## Exercise
Send every record back word for word.

══════════════════════════════

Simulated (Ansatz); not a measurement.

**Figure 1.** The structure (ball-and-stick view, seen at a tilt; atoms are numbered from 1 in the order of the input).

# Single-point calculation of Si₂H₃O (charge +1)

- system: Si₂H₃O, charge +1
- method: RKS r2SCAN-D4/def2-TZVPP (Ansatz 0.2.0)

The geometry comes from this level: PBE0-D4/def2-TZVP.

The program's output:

══════════════════════════════

## Written solution
Simulated (Ansatz); not a measurement.

**Figure 1.** The structure (ball-and-stick view, seen at a tilt; atoms are numbered from 1 in the order of the input).

# Single-point calculation of Si₂H₃O (charge +1)

- system: Si₂H₃O, charge +1
- method: RKS r2SCAN-D4/def2-TZVPP (Ansatz 0.2.0)

The geometry comes from this level: PBE0-D4/def2-TZVP.

The program's output:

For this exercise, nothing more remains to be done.